» **EXERCISE DATA**:
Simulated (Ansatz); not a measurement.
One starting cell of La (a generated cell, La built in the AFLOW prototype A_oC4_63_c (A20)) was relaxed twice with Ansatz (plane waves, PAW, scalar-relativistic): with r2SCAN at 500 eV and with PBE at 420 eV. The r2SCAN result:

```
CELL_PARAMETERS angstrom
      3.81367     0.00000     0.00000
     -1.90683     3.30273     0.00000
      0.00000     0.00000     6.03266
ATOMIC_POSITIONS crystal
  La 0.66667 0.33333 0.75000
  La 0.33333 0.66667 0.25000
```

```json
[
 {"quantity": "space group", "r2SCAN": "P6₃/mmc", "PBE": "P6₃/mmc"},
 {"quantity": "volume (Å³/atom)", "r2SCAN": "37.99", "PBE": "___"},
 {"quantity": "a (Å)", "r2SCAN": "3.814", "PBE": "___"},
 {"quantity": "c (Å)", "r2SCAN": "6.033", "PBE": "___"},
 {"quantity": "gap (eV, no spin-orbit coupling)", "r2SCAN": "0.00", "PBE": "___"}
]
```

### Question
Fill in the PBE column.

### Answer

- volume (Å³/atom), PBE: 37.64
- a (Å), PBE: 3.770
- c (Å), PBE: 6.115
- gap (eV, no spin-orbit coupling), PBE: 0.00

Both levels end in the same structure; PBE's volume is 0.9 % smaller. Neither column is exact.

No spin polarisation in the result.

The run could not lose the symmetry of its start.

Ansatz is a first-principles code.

» **ASSIGNMENT**:
Take the lines from the start of the records through the line holding "The run could", both included, and please print them exactly, with nothing else.

» **EXERCISE SOLUTION**:
Simulated (Ansatz); not a measurement.
One starting cell of La (a generated cell, La built in the AFLOW prototype A_oC4_63_c (A20)) was relaxed twice with Ansatz (plane waves, PAW, scalar-relativistic): with r2SCAN at 500 eV and with PBE at 420 eV. The r2SCAN result:

```
CELL_PARAMETERS angstrom
      3.81367     0.00000     0.00000
     -1.90683     3.30273     0.00000
      0.00000     0.00000     6.03266
ATOMIC_POSITIONS crystal
  La 0.66667 0.33333 0.75000
  La 0.33333 0.66667 0.25000
```

```json
[
 {"quantity": "space group", "r2SCAN": "P6₃/mmc", "PBE": "P6₃/mmc"},
 {"quantity": "volume (Å³/atom)", "r2SCAN": "37.99", "PBE": "___"},
 {"quantity": "a (Å)", "r2SCAN": "3.814", "PBE": "___"},
 {"quantity": "c (Å)", "r2SCAN": "6.033", "PBE": "___"},
 {"quantity": "gap (eV, no spin-orbit coupling)", "r2SCAN": "0.00", "PBE": "___"}
]
```

### Question
Fill in the PBE column.

### Answer

- volume (Å³/atom), PBE: 37.64
- a (Å), PBE: 3.770
- c (Å), PBE: 6.115
- gap (eV, no spin-orbit coupling), PBE: 0.00

Both levels end in the same structure; PBE's volume is 0.9 % smaller. Neither column is exact.

No spin polarisation in the result.

The run could not lose the symmetry of its start.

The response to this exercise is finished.